● Given entries:
Content starts
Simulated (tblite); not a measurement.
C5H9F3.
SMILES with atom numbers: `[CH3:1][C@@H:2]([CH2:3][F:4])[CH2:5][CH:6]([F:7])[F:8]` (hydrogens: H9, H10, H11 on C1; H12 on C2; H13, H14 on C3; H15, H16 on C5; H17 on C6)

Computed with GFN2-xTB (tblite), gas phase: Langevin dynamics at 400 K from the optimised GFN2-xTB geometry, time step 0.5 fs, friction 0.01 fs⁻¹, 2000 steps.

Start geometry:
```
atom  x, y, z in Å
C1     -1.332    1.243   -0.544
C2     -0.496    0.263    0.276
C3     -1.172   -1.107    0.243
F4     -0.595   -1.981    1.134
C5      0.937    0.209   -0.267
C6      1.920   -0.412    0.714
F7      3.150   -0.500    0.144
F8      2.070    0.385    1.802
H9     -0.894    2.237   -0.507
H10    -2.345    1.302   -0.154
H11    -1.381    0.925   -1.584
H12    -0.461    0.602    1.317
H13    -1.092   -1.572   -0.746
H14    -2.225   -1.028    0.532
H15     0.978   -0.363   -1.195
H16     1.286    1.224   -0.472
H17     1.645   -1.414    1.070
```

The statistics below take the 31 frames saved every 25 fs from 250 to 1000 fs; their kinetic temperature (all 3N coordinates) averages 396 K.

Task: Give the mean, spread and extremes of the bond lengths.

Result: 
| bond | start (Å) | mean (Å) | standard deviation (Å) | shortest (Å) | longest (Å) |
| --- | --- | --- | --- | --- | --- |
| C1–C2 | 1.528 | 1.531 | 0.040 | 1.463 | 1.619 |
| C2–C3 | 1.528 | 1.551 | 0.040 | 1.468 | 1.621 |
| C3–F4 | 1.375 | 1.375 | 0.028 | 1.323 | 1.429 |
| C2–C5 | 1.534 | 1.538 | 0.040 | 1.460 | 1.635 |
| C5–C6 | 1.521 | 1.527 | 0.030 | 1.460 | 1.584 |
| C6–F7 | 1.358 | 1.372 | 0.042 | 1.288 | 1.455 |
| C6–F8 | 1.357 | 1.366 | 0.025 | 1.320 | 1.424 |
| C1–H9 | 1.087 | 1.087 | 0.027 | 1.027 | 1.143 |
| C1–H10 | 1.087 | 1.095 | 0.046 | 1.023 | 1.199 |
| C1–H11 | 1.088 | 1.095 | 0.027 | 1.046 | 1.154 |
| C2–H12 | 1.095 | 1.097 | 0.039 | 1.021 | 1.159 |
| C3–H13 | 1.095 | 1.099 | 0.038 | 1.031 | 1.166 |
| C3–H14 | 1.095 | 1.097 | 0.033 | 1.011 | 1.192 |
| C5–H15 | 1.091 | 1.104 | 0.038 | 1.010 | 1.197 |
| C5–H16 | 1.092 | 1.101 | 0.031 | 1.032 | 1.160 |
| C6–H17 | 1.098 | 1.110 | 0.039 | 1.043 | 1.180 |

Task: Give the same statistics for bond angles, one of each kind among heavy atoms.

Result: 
Content ends

● Action item:
Your task is to transcribe, with no changes, only the lines of the listing above that lie between the line holding "1.460 | 1.584 |" and the line holding "1.046 | 1.154 |", inclusive.

● Response:
| C5–C6 | 1.521 | 1.527 | 0.030 | 1.460 | 1.584 |
| C6–F7 | 1.358 | 1.372 | 0.042 | 1.288 | 1.455 |
| C6–F8 | 1.357 | 1.366 | 0.025 | 1.320 | 1.424 |
| C1–H9 | 1.087 | 1.087 | 0.027 | 1.027 | 1.143 |
| C1–H10 | 1.087 | 1.095 | 0.046 | 1.023 | 1.199 |
| C1–H11 | 1.088 | 1.095 | 0.027 | 1.046 | 1.154 |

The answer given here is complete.